Work item: In the listing below, print exactly the lines between the line holding "HOMO→LUMO 0.93 |" and the line holding "HOMO→LUMO+1 0.88 |", inclusive, and no more.

Dataset entries:
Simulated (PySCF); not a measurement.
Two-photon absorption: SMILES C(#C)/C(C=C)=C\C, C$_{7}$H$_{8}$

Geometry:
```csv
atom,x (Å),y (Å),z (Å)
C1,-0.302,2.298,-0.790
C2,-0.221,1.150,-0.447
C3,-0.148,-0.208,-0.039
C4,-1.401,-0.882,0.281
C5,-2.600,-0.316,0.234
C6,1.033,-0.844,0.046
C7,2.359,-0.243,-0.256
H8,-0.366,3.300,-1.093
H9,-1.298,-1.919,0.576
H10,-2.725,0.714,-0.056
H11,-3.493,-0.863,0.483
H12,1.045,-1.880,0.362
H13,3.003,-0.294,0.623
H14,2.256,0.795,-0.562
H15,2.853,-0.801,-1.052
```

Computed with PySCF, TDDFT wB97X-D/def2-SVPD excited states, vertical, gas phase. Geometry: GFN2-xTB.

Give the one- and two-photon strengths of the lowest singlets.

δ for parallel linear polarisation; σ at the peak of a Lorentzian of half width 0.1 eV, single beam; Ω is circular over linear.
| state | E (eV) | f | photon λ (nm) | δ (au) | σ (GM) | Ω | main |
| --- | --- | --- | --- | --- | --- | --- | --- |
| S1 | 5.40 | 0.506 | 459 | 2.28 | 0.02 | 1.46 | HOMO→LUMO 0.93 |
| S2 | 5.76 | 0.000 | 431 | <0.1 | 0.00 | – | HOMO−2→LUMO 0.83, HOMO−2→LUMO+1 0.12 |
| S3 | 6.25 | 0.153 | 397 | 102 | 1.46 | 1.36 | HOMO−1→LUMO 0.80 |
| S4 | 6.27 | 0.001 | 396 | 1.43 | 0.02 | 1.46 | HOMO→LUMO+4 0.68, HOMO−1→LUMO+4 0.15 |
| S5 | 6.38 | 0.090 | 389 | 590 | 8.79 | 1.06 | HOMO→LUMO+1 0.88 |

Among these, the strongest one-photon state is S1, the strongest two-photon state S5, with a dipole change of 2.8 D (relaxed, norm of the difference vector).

Your response:
| S1 | 5.40 | 0.506 | 459 | 2.28 | 0.02 | 1.46 | HOMO→LUMO 0.93 |
| S2 | 5.76 | 0.000 | 431 | <0.1 | 0.00 | – | HOMO−2→LUMO 0.83, HOMO−2→LUMO+1 0.12 |
| S3 | 6.25 | 0.153 | 397 | 102 | 1.46 | 1.36 | HOMO−1→LUMO 0.80 |
| S4 | 6.27 | 0.001 | 396 | 1.43 | 0.02 | 1.46 | HOMO→LUMO+4 0.68, HOMO−1→LUMO+4 0.15 |
| S5 | 6.38 | 0.090 | 389 | 590 | 8.79 | 1.06 | HOMO→LUMO+1 0.88 |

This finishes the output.